Dataset entries ▸
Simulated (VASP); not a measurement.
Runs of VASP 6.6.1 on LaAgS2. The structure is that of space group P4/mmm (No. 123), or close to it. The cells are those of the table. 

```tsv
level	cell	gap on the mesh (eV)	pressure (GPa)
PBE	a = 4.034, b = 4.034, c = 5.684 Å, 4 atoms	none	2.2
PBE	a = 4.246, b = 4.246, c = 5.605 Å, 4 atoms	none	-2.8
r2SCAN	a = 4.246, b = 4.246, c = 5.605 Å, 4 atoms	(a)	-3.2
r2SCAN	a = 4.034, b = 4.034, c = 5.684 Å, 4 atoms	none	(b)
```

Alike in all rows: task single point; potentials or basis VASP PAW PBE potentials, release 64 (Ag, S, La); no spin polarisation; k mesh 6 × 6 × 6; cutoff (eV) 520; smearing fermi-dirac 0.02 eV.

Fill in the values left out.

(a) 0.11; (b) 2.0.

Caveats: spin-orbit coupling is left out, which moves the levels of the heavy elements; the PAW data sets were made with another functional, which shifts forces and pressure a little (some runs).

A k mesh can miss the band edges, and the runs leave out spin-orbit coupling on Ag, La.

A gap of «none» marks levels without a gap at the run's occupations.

Work task ▸ Return word for word the lines above from the line with "Fill in the values left out." to the line with "A k mesh can", including both and leaving out all others.

Solution ▸
Fill in the values left out.

(a) 0.11; (b) 2.0.

Caveats: spin-orbit coupling is left out, which moves the levels of the heavy elements; the PAW data sets were made with another functional, which shifts forces and pressure a little (some runs).

A k mesh can miss the band edges, and the runs leave out spin-orbit coupling on Ag, La.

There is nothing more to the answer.